◇ ◇ ◇
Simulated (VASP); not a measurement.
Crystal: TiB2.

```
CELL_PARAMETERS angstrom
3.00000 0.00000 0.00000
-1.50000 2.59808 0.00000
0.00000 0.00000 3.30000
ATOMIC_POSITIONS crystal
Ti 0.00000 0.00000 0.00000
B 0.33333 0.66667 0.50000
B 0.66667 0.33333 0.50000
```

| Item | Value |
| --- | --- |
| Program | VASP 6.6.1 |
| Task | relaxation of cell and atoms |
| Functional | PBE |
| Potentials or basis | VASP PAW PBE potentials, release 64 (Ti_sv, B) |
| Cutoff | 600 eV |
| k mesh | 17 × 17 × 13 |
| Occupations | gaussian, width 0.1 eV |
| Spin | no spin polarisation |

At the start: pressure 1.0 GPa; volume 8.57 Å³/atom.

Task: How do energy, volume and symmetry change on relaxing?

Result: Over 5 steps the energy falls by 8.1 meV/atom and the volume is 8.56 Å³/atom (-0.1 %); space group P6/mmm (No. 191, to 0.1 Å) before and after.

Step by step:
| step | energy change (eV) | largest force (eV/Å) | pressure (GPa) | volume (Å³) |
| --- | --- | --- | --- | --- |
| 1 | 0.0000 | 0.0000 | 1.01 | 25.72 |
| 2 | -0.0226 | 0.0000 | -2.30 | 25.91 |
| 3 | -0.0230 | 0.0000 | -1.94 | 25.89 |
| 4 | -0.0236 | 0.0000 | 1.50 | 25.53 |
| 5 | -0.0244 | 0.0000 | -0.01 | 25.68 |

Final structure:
◇ ◇ ◇

The material above should be returned exactly, in full.

Simulated (VASP); not a measurement.
Crystal: TiB2.

```
CELL_PARAMETERS angstrom
3.00000 0.00000 0.00000
-1.50000 2.59808 0.00000
0.00000 0.00000 3.30000
ATOMIC_POSITIONS crystal
Ti 0.00000 0.00000 0.00000
B 0.33333 0.66667 0.50000
B 0.66667 0.33333 0.50000
```

| Item | Value |
| --- | --- |
| Program | VASP 6.6.1 |
| Task | relaxation of cell and atoms |
| Functional | PBE |
| Potentials or basis | VASP PAW PBE potentials, release 64 (Ti_sv, B) |
| Cutoff | 600 eV |
| k mesh | 17 × 17 × 13 |
| Occupations | gaussian, width 0.1 eV |
| Spin | no spin polarisation |

At the start: pressure 1.0 GPa; volume 8.57 Å³/atom.

Task: How do energy, volume and symmetry change on relaxing?

Result: Over 5 steps the energy falls by 8.1 meV/atom and the volume is 8.56 Å³/atom (-0.1 %); space group P6/mmm (No. 191, to 0.1 Å) before and after.

Step by step:
| step | energy change (eV) | largest force (eV/Å) | pressure (GPa) | volume (Å³) |
| --- | --- | --- | --- | --- |
| 1 | 0.0000 | 0.0000 | 1.01 | 25.72 |
| 2 | -0.0226 | 0.0000 | -2.30 | 25.91 |
| 3 | -0.0230 | 0.0000 | -1.94 | 25.89 |
| 4 | -0.0236 | 0.0000 | 1.50 | 25.53 |
| 5 | -0.0244 | 0.0000 | -0.01 | 25.68 |

Final structure:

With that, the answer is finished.